◆ Work request ◆
All entries should be copied exactly, none left out.

◆ Stored data ◆
┏━━

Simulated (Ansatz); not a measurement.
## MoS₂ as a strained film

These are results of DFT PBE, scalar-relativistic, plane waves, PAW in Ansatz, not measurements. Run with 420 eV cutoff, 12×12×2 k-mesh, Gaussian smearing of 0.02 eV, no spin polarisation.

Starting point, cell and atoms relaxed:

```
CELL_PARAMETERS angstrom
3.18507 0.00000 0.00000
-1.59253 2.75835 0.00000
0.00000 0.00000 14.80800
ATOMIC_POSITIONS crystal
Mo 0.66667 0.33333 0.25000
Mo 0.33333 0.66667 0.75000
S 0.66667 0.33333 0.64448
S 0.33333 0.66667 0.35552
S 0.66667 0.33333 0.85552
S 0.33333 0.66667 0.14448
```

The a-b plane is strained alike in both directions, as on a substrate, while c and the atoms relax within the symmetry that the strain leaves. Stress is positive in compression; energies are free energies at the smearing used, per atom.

┗━━

◆ Task output ◆
Simulated (Ansatz); not a measurement.
## MoS₂ as a strained film

These are results of DFT PBE, scalar-relativistic, plane waves, PAW in Ansatz, not measurements. Run with 420 eV cutoff, 12×12×2 k-mesh, Gaussian smearing of 0.02 eV, no spin polarisation.

Starting point, cell and atoms relaxed:

```
CELL_PARAMETERS angstrom
3.18507 0.00000 0.00000
-1.59253 2.75835 0.00000
0.00000 0.00000 14.80800
ATOMIC_POSITIONS crystal
Mo 0.66667 0.33333 0.25000
Mo 0.33333 0.66667 0.75000
S 0.66667 0.33333 0.64448
S 0.33333 0.66667 0.35552
S 0.66667 0.33333 0.85552
S 0.33333 0.66667 0.14448
```

The a-b plane is strained alike in both directions, as on a substrate, while c and the atoms relax within the symmetry that the strain leaves. Stress is positive in compression; energies are free energies at the smearing used, per atom.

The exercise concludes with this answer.